Look below for the line that contains "Theory: RKS PBE0-D4/def2-TZVPP (Ansatz).", then copy it and each following line exactly, through and including the line that contains "### What is the character of this orbital?".

-------- GIVEN INFORMATION --------
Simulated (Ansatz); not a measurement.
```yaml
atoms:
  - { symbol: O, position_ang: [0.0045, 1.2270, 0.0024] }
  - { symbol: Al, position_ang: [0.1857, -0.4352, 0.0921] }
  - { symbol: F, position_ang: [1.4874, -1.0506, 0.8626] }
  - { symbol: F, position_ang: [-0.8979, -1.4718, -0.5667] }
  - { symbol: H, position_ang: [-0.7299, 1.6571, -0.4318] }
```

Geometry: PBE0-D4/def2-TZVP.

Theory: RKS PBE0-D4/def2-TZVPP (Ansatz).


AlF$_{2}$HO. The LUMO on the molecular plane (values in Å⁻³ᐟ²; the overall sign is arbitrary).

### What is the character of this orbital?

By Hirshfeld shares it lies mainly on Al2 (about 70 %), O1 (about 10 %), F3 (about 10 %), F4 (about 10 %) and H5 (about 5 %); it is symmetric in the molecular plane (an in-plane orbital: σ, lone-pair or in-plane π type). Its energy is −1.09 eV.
--------

*TASK RESULT*
Theory: RKS PBE0-D4/def2-TZVPP (Ansatz).


AlF$_{2}$HO. The LUMO on the molecular plane (values in Å⁻³ᐟ²; the overall sign is arbitrary).

### What is the character of this orbital?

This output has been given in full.